* [Data extract]
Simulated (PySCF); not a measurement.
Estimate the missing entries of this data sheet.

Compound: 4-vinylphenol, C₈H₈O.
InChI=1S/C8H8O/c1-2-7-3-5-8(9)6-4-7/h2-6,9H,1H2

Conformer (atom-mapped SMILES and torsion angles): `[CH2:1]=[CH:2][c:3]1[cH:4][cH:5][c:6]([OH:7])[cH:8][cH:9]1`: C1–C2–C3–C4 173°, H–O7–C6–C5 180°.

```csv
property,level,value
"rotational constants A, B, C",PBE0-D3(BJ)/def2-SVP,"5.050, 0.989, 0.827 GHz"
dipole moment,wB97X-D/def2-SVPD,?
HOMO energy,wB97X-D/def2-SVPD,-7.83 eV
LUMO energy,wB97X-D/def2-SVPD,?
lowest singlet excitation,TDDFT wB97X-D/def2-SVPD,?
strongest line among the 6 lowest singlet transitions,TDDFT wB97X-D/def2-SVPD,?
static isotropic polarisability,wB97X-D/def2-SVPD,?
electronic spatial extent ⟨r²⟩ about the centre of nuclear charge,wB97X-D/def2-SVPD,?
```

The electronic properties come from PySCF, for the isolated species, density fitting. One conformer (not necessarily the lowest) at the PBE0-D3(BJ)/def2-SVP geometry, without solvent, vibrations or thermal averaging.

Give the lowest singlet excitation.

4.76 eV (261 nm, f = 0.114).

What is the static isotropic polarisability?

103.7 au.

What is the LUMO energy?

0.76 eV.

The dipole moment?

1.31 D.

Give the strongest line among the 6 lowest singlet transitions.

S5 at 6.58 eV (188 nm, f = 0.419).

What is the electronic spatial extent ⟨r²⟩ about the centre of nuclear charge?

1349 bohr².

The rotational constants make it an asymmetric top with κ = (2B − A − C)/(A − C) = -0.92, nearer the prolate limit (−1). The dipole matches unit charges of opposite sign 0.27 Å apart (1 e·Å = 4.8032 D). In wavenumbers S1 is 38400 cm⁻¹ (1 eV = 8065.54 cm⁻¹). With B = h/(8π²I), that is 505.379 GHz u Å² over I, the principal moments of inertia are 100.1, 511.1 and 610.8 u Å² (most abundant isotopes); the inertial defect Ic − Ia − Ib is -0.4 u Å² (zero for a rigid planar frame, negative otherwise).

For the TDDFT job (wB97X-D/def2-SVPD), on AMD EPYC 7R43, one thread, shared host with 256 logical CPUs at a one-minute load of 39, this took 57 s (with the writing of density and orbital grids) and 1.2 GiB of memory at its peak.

* [Action item]
Nothing should be returned except the lines from the first line of the data above through the line with "What is the LUMO energy?", each one exact.

* [Task answer]
Simulated (PySCF); not a measurement.
Estimate the missing entries of this data sheet.

Compound: 4-vinylphenol, C₈H₈O.
InChI=1S/C8H8O/c1-2-7-3-5-8(9)6-4-7/h2-6,9H,1H2

Conformer (atom-mapped SMILES and torsion angles): `[CH2:1]=[CH:2][c:3]1[cH:4][cH:5][c:6]([OH:7])[cH:8][cH:9]1`: C1–C2–C3–C4 173°, H–O7–C6–C5 180°.

```csv
property,level,value
"rotational constants A, B, C",PBE0-D3(BJ)/def2-SVP,"5.050, 0.989, 0.827 GHz"
dipole moment,wB97X-D/def2-SVPD,?
HOMO energy,wB97X-D/def2-SVPD,-7.83 eV
LUMO energy,wB97X-D/def2-SVPD,?
lowest singlet excitation,TDDFT wB97X-D/def2-SVPD,?
strongest line among the 6 lowest singlet transitions,TDDFT wB97X-D/def2-SVPD,?
static isotropic polarisability,wB97X-D/def2-SVPD,?
electronic spatial extent ⟨r²⟩ about the centre of nuclear charge,wB97X-D/def2-SVPD,?
```

The electronic properties come from PySCF, for the isolated species, density fitting. One conformer (not necessarily the lowest) at the PBE0-D3(BJ)/def2-SVP geometry, without solvent, vibrations or thermal averaging.

Give the lowest singlet excitation.

4.76 eV (261 nm, f = 0.114).

What is the static isotropic polarisability?

103.7 au.

What is the LUMO energy?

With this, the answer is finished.